## [Required action]
Look at the entries below and restate word for word the lines from the first through the one that has "(0/-1) above Ev |".

## [Excerpted records]
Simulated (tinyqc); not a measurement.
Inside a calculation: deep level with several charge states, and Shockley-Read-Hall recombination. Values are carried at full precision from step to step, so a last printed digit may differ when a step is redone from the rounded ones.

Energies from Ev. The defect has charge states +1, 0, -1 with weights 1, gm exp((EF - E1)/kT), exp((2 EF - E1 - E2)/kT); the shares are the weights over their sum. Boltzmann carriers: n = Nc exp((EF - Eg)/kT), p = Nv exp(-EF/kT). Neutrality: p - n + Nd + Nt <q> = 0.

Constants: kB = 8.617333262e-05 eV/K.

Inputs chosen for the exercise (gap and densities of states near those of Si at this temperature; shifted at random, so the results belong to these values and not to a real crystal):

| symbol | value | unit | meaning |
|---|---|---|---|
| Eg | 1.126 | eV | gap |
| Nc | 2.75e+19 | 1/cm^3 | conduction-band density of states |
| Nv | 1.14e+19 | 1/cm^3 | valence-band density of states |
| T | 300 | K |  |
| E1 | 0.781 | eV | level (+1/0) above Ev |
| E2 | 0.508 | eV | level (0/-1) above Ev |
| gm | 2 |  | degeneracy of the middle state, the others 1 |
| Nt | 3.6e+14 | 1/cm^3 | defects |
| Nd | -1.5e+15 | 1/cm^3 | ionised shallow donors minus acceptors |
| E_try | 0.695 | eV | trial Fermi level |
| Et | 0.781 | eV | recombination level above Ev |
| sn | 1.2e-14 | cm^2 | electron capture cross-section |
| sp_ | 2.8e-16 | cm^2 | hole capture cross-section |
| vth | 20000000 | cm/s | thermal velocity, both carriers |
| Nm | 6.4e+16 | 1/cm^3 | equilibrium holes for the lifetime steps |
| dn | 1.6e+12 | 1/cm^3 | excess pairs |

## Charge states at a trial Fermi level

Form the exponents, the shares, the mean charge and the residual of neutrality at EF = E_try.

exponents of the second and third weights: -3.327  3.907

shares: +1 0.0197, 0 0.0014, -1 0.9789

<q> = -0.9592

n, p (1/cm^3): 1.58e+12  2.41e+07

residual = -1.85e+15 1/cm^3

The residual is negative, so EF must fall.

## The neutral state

## [Task output]
Simulated (tinyqc); not a measurement.
Inside a calculation: deep level with several charge states, and Shockley-Read-Hall recombination. Values are carried at full precision from step to step, so a last printed digit may differ when a step is redone from the rounded ones.

Energies from Ev. The defect has charge states +1, 0, -1 with weights 1, gm exp((EF - E1)/kT), exp((2 EF - E1 - E2)/kT); the shares are the weights over their sum. Boltzmann carriers: n = Nc exp((EF - Eg)/kT), p = Nv exp(-EF/kT). Neutrality: p - n + Nd + Nt <q> = 0.

Constants: kB = 8.617333262e-05 eV/K.

Inputs chosen for the exercise (gap and densities of states near those of Si at this temperature; shifted at random, so the results belong to these values and not to a real crystal):

| symbol | value | unit | meaning |
|---|---|---|---|
| Eg | 1.126 | eV | gap |
| Nc | 2.75e+19 | 1/cm^3 | conduction-band density of states |
| Nv | 1.14e+19 | 1/cm^3 | valence-band density of states |
| T | 300 | K |  |
| E1 | 0.781 | eV | level (+1/0) above Ev |
| E2 | 0.508 | eV | level (0/-1) above Ev |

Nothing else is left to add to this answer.